WORK REQUEST. Set down exactly the lines of the records from the top to the line containing "(Å) | y (Å) | z (Å) |"; include both.

EXTRACTED DATA.
--- START ---

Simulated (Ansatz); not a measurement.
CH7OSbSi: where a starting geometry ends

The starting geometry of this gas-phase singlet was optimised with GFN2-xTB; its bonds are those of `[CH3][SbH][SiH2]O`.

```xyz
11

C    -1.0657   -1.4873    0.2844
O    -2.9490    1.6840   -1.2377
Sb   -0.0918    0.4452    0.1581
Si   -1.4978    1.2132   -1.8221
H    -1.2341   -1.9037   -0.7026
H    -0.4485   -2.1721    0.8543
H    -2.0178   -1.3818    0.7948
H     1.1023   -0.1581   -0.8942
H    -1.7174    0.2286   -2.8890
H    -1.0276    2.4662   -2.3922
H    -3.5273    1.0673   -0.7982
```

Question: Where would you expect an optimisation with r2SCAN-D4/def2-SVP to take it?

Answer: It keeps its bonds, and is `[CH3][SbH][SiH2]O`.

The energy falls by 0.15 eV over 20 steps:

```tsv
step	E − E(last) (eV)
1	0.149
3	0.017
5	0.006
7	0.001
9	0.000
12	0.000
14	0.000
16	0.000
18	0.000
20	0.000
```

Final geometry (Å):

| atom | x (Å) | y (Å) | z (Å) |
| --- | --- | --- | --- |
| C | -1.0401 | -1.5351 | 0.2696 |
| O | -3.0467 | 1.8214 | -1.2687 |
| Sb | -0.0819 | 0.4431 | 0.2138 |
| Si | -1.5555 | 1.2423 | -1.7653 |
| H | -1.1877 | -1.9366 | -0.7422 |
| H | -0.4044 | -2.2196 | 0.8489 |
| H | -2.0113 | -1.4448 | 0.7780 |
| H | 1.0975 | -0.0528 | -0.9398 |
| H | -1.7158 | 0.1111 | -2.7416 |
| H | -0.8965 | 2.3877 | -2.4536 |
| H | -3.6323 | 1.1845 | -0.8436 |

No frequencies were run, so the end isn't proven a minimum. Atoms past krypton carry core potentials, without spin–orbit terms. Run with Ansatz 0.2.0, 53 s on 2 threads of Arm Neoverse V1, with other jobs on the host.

--- END ---

TASK SOLUTION.
Simulated (Ansatz); not a measurement.
CH7OSbSi: where a starting geometry ends

The starting geometry of this gas-phase singlet was optimised with GFN2-xTB; its bonds are those of `[CH3][SbH][SiH2]O`.

```xyz
11

C    -1.0657   -1.4873    0.2844
O    -2.9490    1.6840   -1.2377
Sb   -0.0918    0.4452    0.1581
Si   -1.4978    1.2132   -1.8221
H    -1.2341   -1.9037   -0.7026
H    -0.4485   -2.1721    0.8543
H    -2.0178   -1.3818    0.7948
H     1.1023   -0.1581   -0.8942
H    -1.7174    0.2286   -2.8890
H    -1.0276    2.4662   -2.3922
H    -3.5273    1.0673   -0.7982
```

Question: Where would you expect an optimisation with r2SCAN-D4/def2-SVP to take it?

Answer: It keeps its bonds, and is `[CH3][SbH][SiH2]O`.

The energy falls by 0.15 eV over 20 steps:

```tsv
step	E − E(last) (eV)
1	0.149
3	0.017
5	0.006
7	0.001
9	0.000
12	0.000
14	0.000
16	0.000
18	0.000
20	0.000
```

Final geometry (Å):

| atom | x (Å) | y (Å) | z (Å) |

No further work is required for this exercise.